_RAW DATA_
^^^^^^^^^^^^^^^^
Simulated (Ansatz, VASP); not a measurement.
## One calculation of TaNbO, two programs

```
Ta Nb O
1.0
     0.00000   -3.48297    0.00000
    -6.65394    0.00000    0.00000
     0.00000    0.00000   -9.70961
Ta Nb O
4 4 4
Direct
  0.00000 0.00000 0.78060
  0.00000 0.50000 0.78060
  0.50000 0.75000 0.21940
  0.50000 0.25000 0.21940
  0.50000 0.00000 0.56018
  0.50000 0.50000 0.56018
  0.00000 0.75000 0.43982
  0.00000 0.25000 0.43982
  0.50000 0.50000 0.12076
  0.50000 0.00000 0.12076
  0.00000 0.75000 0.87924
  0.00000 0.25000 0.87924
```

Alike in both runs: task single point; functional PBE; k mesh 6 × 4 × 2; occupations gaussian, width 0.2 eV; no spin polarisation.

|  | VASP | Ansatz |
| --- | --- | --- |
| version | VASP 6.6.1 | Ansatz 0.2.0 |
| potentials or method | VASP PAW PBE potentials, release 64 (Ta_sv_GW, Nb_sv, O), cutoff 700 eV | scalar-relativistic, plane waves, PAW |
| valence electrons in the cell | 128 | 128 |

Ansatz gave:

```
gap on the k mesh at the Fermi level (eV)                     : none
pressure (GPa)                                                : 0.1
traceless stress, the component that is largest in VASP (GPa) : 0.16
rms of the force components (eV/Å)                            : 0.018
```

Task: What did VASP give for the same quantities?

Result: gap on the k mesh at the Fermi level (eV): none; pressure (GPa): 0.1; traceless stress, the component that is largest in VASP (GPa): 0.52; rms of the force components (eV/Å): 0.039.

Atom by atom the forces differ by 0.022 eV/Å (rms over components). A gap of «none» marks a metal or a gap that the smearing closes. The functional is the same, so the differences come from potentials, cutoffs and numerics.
^^^^^^^^^^^^^^^^

_EXERCISE_
Your answer should be the lines above from the one containing "VASP | Ansatz |" through the one containing "Result: gap on", copied exactly and with both ends kept.

_YOUR RESPONSE_
|  | VASP | Ansatz |
| --- | --- | --- |
| version | VASP 6.6.1 | Ansatz 0.2.0 |
| potentials or method | VASP PAW PBE potentials, release 64 (Ta_sv_GW, Nb_sv, O), cutoff 700 eV | scalar-relativistic, plane waves, PAW |
| valence electrons in the cell | 128 | 128 |

Ansatz gave:

```
gap on the k mesh at the Fermi level (eV)                     : none
pressure (GPa)                                                : 0.1
traceless stress, the component that is largest in VASP (GPa) : 0.16
rms of the force components (eV/Å)                            : 0.018
```

Task: What did VASP give for the same quantities?

Result: gap on the k mesh at the Fermi level (eV): none; pressure (GPa): 0.1; traceless stress, the component that is largest in VASP (GPa): 0.52; rms of the force components (eV/Å): 0.039.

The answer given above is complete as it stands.